[Data listing]
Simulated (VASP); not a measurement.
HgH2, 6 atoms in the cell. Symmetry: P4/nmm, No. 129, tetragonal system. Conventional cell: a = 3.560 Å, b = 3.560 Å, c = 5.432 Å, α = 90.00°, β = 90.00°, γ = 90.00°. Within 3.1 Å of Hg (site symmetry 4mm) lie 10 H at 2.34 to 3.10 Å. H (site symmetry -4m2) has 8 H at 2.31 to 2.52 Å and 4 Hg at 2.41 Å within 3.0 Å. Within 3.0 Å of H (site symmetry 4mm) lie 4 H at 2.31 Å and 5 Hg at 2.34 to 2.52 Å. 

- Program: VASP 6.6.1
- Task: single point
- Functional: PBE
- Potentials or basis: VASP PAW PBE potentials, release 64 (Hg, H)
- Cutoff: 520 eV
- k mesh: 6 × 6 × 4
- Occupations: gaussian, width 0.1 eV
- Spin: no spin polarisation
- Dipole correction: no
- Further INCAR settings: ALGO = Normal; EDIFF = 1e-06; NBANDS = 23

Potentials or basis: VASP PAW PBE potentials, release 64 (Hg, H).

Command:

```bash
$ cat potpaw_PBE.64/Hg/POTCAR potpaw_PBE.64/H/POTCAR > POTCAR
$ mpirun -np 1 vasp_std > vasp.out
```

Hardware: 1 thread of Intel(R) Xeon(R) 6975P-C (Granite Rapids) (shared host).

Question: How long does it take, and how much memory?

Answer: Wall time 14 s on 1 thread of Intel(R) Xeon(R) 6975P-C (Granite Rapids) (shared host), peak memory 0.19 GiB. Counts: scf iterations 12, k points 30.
[/Data listing]

▶ Activity: Please reply with an exact copy of the lines above, starting at the first and ending at the line that holds "Question: How long".

▶ Solution:
Simulated (VASP); not a measurement.
HgH2, 6 atoms in the cell. Symmetry: P4/nmm, No. 129, tetragonal system. Conventional cell: a = 3.560 Å, b = 3.560 Å, c = 5.432 Å, α = 90.00°, β = 90.00°, γ = 90.00°. Within 3.1 Å of Hg (site symmetry 4mm) lie 10 H at 2.34 to 3.10 Å. H (site symmetry -4m2) has 8 H at 2.31 to 2.52 Å and 4 Hg at 2.41 Å within 3.0 Å. Within 3.0 Å of H (site symmetry 4mm) lie 4 H at 2.31 Å and 5 Hg at 2.34 to 2.52 Å. 

- Program: VASP 6.6.1
- Task: single point
- Functional: PBE
- Potentials or basis: VASP PAW PBE potentials, release 64 (Hg, H)
- Cutoff: 520 eV
- k mesh: 6 × 6 × 4
- Occupations: gaussian, width 0.1 eV
- Spin: no spin polarisation
- Dipole correction: no
- Further INCAR settings: ALGO = Normal; EDIFF = 1e-06; NBANDS = 23

Potentials or basis: VASP PAW PBE potentials, release 64 (Hg, H).

Command:

```bash
$ cat potpaw_PBE.64/Hg/POTCAR potpaw_PBE.64/H/POTCAR > POTCAR
$ mpirun -np 1 vasp_std > vasp.out
```

Hardware: 1 thread of Intel(R) Xeon(R) 6975P-C (Granite Rapids) (shared host).

Question: How long does it take, and how much memory?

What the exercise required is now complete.